◆ **Assigned task**: Exactly and in full, give the records again.

◆ **Entries provided**:
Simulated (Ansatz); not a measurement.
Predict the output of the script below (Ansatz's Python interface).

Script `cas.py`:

◆ **Exercise solution**:
Simulated (Ansatz); not a measurement.
Predict the output of the script below (Ansatz's Python interface).

Script `cas.py`:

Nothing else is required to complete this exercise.